*WORK REQUEST*
Write out exactly the lines from the start of the entries through the one that contains "The species is in", including both.

*SOURCE INFORMATION*
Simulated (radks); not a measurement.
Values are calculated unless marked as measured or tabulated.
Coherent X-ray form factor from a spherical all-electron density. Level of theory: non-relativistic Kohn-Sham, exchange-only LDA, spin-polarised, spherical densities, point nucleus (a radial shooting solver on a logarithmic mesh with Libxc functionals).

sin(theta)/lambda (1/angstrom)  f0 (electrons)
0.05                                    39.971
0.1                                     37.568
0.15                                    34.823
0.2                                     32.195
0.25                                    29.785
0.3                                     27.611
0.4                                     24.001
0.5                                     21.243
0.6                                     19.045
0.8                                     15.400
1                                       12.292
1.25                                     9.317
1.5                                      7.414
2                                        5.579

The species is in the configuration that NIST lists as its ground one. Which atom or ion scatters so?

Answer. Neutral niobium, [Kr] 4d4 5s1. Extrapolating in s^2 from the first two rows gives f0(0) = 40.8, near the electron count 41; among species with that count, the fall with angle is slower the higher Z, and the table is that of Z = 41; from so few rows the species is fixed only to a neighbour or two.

*ANSWER SECTION*
Simulated (radks); not a measurement.
Values are calculated unless marked as measured or tabulated.
Coherent X-ray form factor from a spherical all-electron density. Level of theory: non-relativistic Kohn-Sham, exchange-only LDA, spin-polarised, spherical densities, point nucleus (a radial shooting solver on a logarithmic mesh with Libxc functionals).

sin(theta)/lambda (1/angstrom)  f0 (electrons)
0.05                                    39.971
0.1                                     37.568
0.15                                    34.823
0.2                                     32.195
0.25                                    29.785
0.3                                     27.611
0.4                                     24.001
0.5                                     21.243
0.6                                     19.045
0.8                                     15.400
1                                       12.292
1.25                                     9.317
1.5                                      7.414
2                                        5.579

The species is in the configuration that NIST lists as its ground one. Which atom or ion scatters so?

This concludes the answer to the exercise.